INPUT DATA START
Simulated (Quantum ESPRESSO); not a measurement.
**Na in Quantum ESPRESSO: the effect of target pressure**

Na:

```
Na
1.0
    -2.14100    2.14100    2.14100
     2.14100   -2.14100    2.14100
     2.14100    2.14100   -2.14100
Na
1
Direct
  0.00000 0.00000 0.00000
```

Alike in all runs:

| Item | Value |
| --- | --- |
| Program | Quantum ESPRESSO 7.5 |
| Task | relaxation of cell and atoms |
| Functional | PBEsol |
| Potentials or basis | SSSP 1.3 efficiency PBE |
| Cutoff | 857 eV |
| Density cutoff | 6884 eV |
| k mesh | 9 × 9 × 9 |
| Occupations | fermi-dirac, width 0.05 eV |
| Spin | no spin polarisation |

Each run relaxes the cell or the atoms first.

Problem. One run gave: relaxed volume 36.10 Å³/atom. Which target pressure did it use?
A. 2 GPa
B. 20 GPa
INPUT DATA END

▶ **WORK INSTRUCTION**
Print all of the data exactly as it was given.

▶ **ANSWER AREA**
Simulated (Quantum ESPRESSO); not a measurement.
**Na in Quantum ESPRESSO: the effect of target pressure**

Na:

```
Na
1.0
    -2.14100    2.14100    2.14100
     2.14100   -2.14100    2.14100
     2.14100    2.14100   -2.14100
Na
1
Direct
  0.00000 0.00000 0.00000
```

Alike in all runs:

| Item | Value |
| --- | --- |
| Program | Quantum ESPRESSO 7.5 |
| Task | relaxation of cell and atoms |
| Functional | PBEsol |
| Potentials or basis | SSSP 1.3 efficiency PBE |
| Cutoff | 857 eV |
| Density cutoff | 6884 eV |
| k mesh | 9 × 9 × 9 |
| Occupations | fermi-dirac, width 0.05 eV |
| Spin | no spin polarisation |

Each run relaxes the cell or the atoms first.

Problem. One run gave: relaxed volume 36.10 Å³/atom. Which target pressure did it use?
A. 2 GPa
B. 20 GPa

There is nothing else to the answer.